◆ Assignment
All lines from the first one in the listing below to the one holding "Electronic energies by", inclusive, are to be copied exactly.

◆ Data extract
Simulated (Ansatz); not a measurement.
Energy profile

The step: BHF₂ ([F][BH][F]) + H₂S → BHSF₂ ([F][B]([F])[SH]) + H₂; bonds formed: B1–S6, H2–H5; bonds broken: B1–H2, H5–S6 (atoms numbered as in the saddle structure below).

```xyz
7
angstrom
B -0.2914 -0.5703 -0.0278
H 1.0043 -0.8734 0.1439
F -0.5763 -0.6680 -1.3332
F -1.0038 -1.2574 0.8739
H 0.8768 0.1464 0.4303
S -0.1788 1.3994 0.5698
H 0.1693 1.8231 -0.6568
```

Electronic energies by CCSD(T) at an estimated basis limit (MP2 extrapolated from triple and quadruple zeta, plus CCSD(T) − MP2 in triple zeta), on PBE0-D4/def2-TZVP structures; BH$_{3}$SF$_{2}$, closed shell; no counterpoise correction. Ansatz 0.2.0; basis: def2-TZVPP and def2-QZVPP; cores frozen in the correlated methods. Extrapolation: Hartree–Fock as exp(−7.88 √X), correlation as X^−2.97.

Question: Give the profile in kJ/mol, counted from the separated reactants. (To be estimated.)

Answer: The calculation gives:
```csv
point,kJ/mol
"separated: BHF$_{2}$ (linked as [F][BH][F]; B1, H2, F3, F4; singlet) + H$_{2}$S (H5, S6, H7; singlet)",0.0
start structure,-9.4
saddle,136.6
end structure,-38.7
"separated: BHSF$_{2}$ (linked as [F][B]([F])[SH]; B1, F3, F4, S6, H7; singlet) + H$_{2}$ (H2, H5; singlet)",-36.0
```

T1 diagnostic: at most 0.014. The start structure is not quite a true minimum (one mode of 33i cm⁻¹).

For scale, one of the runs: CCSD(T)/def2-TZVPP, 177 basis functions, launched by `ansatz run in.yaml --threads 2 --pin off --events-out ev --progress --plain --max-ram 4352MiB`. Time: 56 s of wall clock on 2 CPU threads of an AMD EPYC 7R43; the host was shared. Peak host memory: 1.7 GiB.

◆ Task output
Simulated (Ansatz); not a measurement.
Energy profile

The step: BHF₂ ([F][BH][F]) + H₂S → BHSF₂ ([F][B]([F])[SH]) + H₂; bonds formed: B1–S6, H2–H5; bonds broken: B1–H2, H5–S6 (atoms numbered as in the saddle structure below).

```xyz
7
angstrom
B -0.2914 -0.5703 -0.0278
H 1.0043 -0.8734 0.1439
F -0.5763 -0.6680 -1.3332
F -1.0038 -1.2574 0.8739
H 0.8768 0.1464 0.4303
S -0.1788 1.3994 0.5698
H 0.1693 1.8231 -0.6568
```

Electronic energies by CCSD(T) at an estimated basis limit (MP2 extrapolated from triple and quadruple zeta, plus CCSD(T) − MP2 in triple zeta), on PBE0-D4/def2-TZVP structures; BH$_{3}$SF$_{2}$, closed shell; no counterpoise correction. Ansatz 0.2.0; basis: def2-TZVPP and def2-QZVPP; cores frozen in the correlated methods. Extrapolation: Hartree–Fock as exp(−7.88 √X), correlation as X^−2.97.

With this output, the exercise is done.